Would you please give all the lines below again, exactly as they stand?

------------------------------

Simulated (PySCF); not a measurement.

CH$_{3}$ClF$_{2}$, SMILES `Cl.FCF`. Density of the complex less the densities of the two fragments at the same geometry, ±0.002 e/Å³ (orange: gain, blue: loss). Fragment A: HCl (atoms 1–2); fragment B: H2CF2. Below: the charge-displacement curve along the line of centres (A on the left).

------------------------------

### ANSWER SPACE
Simulated (PySCF); not a measurement.

CH$_{3}$ClF$_{2}$, SMILES `Cl.FCF`. Density of the complex less the densities of the two fragments at the same geometry, ±0.002 e/Å³ (orange: gain, blue: loss). Fragment A: HCl (atoms 1–2); fragment B: H2CF2. Below: the charge-displacement curve along the line of centres (A on the left).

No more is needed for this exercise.